### BRIEF
Each record should be retyped word for word.

SUPPLIED INFORMATION Block Start
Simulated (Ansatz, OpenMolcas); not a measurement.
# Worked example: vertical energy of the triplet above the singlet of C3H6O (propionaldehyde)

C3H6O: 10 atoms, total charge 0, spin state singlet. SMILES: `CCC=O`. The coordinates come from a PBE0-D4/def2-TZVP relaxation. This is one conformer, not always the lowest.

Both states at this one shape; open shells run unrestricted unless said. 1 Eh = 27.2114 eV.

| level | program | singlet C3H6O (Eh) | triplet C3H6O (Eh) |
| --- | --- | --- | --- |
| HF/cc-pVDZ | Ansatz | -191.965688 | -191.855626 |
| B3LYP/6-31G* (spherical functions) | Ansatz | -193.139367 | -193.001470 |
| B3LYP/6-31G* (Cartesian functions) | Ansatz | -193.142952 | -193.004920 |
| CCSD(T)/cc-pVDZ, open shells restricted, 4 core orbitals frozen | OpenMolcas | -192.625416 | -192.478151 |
SUPPLIED INFORMATION Block End

### ANSWER SPACE
Simulated (Ansatz, OpenMolcas); not a measurement.
# Worked example: vertical energy of the triplet above the singlet of C3H6O (propionaldehyde)

C3H6O: 10 atoms, total charge 0, spin state singlet. SMILES: `CCC=O`. The coordinates come from a PBE0-D4/def2-TZVP relaxation. This is one conformer, not always the lowest.

Both states at this one shape; open shells run unrestricted unless said. 1 Eh = 27.2114 eV.

| level | program | singlet C3H6O (Eh) | triplet C3H6O (Eh) |
| --- | --- | --- | --- |
| HF/cc-pVDZ | Ansatz | -191.965688 | -191.855626 |
| B3LYP/6-31G* (spherical functions) | Ansatz | -193.139367 | -193.001470 |
| B3LYP/6-31G* (Cartesian functions) | Ansatz | -193.142952 | -193.004920 |
| CCSD(T)/cc-pVDZ, open shells restricted, 4 core orbitals frozen | OpenMolcas | -192.625416 | -192.478151 |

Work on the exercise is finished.